▸ **Work request**:
Return, word for word, only the lines of the data below that lie between the line with "Q: What does" and the line with "A: 1.16 eV (least direct gap 3.20 eV).", those two lines included.

>>>>>

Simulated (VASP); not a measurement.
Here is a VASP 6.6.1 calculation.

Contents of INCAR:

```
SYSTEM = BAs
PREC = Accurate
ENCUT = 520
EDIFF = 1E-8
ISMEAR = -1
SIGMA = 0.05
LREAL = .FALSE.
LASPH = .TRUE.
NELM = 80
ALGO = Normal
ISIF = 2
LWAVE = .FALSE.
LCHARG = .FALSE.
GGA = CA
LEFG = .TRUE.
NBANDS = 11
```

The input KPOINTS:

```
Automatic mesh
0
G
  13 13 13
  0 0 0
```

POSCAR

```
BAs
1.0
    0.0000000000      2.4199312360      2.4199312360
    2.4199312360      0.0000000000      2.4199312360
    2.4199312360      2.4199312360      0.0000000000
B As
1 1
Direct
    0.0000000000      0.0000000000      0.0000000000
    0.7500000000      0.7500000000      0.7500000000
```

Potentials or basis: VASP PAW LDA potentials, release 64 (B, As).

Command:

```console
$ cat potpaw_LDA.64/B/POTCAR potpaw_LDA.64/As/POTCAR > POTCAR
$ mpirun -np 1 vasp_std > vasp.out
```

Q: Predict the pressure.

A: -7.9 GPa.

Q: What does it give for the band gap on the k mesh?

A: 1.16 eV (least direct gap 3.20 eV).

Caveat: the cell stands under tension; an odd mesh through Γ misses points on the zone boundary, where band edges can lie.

<<<<<

▸ **Task result**:
Q: What does it give for the band gap on the k mesh?

A: 1.16 eV (least direct gap 3.20 eV).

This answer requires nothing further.